__Required action__. Could you return the lines below exactly, from the first line up to and including the line that holds "Theory: PBE0/pcSseg-1, SCF"?

__Source data__.
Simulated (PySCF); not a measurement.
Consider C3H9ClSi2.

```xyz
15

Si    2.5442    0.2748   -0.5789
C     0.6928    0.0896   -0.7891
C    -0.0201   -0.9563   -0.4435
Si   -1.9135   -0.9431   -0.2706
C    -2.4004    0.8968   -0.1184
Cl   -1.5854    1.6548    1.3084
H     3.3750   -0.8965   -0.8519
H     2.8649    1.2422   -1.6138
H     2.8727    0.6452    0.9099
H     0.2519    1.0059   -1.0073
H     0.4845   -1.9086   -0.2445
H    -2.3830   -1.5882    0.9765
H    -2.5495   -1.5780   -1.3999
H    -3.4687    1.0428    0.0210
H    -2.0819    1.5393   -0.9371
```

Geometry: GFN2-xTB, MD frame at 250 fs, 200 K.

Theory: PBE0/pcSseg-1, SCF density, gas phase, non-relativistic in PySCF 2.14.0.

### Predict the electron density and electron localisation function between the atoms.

__Response__.
Simulated (PySCF); not a measurement.
Consider C3H9ClSi2.

```xyz
15

Si    2.5442    0.2748   -0.5789
C     0.6928    0.0896   -0.7891
C    -0.0201   -0.9563   -0.4435
Si   -1.9135   -0.9431   -0.2706
C    -2.4004    0.8968   -0.1184
Cl   -1.5854    1.6548    1.3084
H     3.3750   -0.8965   -0.8519
H     2.8649    1.2422   -1.6138
H     2.8727    0.6452    0.9099
H     0.2519    1.0059   -1.0073
H     0.4845   -1.9086   -0.2445
H    -2.3830   -1.5882    0.9765
H    -2.5495   -1.5780   -1.3999
H    -3.4687    1.0428    0.0210
H    -2.0819    1.5393   -0.9371
```

Geometry: GFN2-xTB, MD frame at 250 fs, 200 K.

Theory: PBE0/pcSseg-1, SCF density, gas phase, non-relativistic in PySCF 2.14.0.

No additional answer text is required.